▶ TASK ITEM: Line by line, reproduce exactly the beginning of the listing below, ending with the line that contains "VASP's potentials were" and adding nothing.

#### STORED DATA ####

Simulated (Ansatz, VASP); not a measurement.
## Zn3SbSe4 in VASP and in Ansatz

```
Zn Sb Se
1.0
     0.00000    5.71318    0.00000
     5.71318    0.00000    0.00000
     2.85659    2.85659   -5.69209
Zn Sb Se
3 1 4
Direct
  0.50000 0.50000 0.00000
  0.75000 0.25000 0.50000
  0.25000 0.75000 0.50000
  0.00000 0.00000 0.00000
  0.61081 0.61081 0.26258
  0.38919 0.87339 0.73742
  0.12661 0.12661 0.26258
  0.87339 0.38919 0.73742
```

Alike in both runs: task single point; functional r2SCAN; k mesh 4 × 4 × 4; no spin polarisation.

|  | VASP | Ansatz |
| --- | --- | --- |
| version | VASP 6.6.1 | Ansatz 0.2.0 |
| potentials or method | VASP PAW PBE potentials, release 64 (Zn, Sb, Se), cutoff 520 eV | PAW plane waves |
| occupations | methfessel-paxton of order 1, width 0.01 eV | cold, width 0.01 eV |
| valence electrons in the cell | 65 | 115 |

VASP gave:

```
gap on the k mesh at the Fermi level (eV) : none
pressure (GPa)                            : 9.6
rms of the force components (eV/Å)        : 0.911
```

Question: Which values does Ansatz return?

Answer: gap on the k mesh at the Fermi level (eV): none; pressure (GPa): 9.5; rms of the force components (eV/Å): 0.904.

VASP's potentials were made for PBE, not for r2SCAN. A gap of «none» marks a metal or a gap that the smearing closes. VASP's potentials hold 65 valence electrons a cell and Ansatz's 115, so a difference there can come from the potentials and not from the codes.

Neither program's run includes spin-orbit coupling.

####

▶ ANSWER SECTION:
Simulated (Ansatz, VASP); not a measurement.
## Zn3SbSe4 in VASP and in Ansatz

```
Zn Sb Se
1.0
     0.00000    5.71318    0.00000
     5.71318    0.00000    0.00000
     2.85659    2.85659   -5.69209
Zn Sb Se
3 1 4
Direct
  0.50000 0.50000 0.00000
  0.75000 0.25000 0.50000
  0.25000 0.75000 0.50000
  0.00000 0.00000 0.00000
  0.61081 0.61081 0.26258
  0.38919 0.87339 0.73742
  0.12661 0.12661 0.26258
  0.87339 0.38919 0.73742
```

Alike in both runs: task single point; functional r2SCAN; k mesh 4 × 4 × 4; no spin polarisation.

|  | VASP | Ansatz |
| --- | --- | --- |
| version | VASP 6.6.1 | Ansatz 0.2.0 |
| potentials or method | VASP PAW PBE potentials, release 64 (Zn, Sb, Se), cutoff 520 eV | PAW plane waves |
| occupations | methfessel-paxton of order 1, width 0.01 eV | cold, width 0.01 eV |
| valence electrons in the cell | 65 | 115 |

VASP gave:

```
gap on the k mesh at the Fermi level (eV) : none
pressure (GPa)                            : 9.6
rms of the force components (eV/Å)        : 0.911
```

Question: Which values does Ansatz return?

Answer: gap on the k mesh at the Fermi level (eV): none; pressure (GPa): 9.5; rms of the force components (eV/Å): 0.904.

VASP's potentials were made for PBE, not for r2SCAN. A gap of «none» marks a metal or a gap that the smearing closes. VASP's potentials hold 65 valence electrons a cell and Ansatz's 115, so a difference there can come from the potentials and not from the codes.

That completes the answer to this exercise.